■ MATERIAL PROVIDED
◆ ◆ ◆ ◆ ◆ ◆ ◆

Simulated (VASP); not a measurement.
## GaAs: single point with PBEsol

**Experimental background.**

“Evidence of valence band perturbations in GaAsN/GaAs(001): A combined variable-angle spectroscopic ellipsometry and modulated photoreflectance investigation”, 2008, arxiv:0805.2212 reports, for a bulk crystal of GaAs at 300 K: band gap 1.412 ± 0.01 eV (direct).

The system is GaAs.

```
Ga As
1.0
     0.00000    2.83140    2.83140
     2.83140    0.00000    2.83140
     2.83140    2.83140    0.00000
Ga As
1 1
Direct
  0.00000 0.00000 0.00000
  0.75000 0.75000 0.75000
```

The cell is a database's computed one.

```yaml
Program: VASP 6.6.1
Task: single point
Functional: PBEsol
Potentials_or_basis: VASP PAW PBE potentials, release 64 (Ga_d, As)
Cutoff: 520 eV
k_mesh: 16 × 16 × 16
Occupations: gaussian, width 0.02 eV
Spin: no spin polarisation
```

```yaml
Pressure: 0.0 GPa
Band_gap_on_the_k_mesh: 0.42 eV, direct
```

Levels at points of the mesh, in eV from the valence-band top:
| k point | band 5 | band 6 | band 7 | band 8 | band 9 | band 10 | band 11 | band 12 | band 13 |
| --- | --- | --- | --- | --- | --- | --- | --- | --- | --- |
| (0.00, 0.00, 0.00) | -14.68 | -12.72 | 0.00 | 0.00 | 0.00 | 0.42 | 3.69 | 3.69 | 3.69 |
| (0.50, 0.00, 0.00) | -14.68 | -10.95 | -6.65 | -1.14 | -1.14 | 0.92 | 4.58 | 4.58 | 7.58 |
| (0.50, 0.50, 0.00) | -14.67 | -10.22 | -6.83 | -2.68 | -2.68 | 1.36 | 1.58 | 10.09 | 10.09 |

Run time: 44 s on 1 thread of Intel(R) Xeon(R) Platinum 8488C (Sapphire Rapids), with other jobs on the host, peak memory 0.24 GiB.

◆ ◆ ◆ ◆ ◆ ◆ ◆

■ REQUIRED ACTION
Quote every line of the records above, from the first down to the one holding "10.09 | 10.09 |", exactly as written.

■ TASK RESPONSE
Simulated (VASP); not a measurement.
## GaAs: single point with PBEsol

**Experimental background.**

“Evidence of valence band perturbations in GaAsN/GaAs(001): A combined variable-angle spectroscopic ellipsometry and modulated photoreflectance investigation”, 2008, arxiv:0805.2212 reports, for a bulk crystal of GaAs at 300 K: band gap 1.412 ± 0.01 eV (direct).

The system is GaAs.

```
Ga As
1.0
     0.00000    2.83140    2.83140
     2.83140    0.00000    2.83140
     2.83140    2.83140    0.00000
Ga As
1 1
Direct
  0.00000 0.00000 0.00000
  0.75000 0.75000 0.75000
```

The cell is a database's computed one.

```yaml
Program: VASP 6.6.1
Task: single point
Functional: PBEsol
Potentials_or_basis: VASP PAW PBE potentials, release 64 (Ga_d, As)
Cutoff: 520 eV
k_mesh: 16 × 16 × 16
Occupations: gaussian, width 0.02 eV
Spin: no spin polarisation
```

```yaml
Pressure: 0.0 GPa
Band_gap_on_the_k_mesh: 0.42 eV, direct
```

Levels at points of the mesh, in eV from the valence-band top:
| k point | band 5 | band 6 | band 7 | band 8 | band 9 | band 10 | band 11 | band 12 | band 13 |
| --- | --- | --- | --- | --- | --- | --- | --- | --- | --- |
| (0.00, 0.00, 0.00) | -14.68 | -12.72 | 0.00 | 0.00 | 0.00 | 0.42 | 3.69 | 3.69 | 3.69 |
| (0.50, 0.00, 0.00) | -14.68 | -10.95 | -6.65 | -1.14 | -1.14 | 0.92 | 4.58 | 4.58 | 7.58 |
| (0.50, 0.50, 0.00) | -14.67 | -10.22 | -6.83 | -2.68 | -2.68 | 1.36 | 1.58 | 10.09 | 10.09 |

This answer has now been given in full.